━━━ Data shown
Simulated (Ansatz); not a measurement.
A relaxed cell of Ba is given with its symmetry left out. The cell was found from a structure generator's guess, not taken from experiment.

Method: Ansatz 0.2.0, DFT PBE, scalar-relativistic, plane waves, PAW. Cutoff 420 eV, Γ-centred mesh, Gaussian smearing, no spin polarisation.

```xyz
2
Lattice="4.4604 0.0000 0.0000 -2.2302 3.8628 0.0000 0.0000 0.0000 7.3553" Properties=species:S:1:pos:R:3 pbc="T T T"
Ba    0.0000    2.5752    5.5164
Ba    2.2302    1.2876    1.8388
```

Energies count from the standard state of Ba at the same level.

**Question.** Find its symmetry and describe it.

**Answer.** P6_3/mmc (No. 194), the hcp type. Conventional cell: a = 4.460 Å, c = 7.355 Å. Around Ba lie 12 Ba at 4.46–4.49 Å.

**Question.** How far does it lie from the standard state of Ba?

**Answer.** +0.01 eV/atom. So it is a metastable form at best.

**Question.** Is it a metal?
━━━━━━

# Action item
Please restate each record exactly as it reads.

# Answer area
Simulated (Ansatz); not a measurement.
A relaxed cell of Ba is given with its symmetry left out. The cell was found from a structure generator's guess, not taken from experiment.

Method: Ansatz 0.2.0, DFT PBE, scalar-relativistic, plane waves, PAW. Cutoff 420 eV, Γ-centred mesh, Gaussian smearing, no spin polarisation.

```xyz
2
Lattice="4.4604 0.0000 0.0000 -2.2302 3.8628 0.0000 0.0000 0.0000 7.3553" Properties=species:S:1:pos:R:3 pbc="T T T"
Ba    0.0000    2.5752    5.5164
Ba    2.2302    1.2876    1.8388
```

Energies count from the standard state of Ba at the same level.

**Question.** Find its symmetry and describe it.

**Answer.** P6_3/mmc (No. 194), the hcp type. Conventional cell: a = 4.460 Å, c = 7.355 Å. Around Ba lie 12 Ba at 4.46–4.49 Å.

**Question.** How far does it lie from the standard state of Ba?

**Answer.** +0.01 eV/atom. So it is a metastable form at best.

**Question.** Is it a metal?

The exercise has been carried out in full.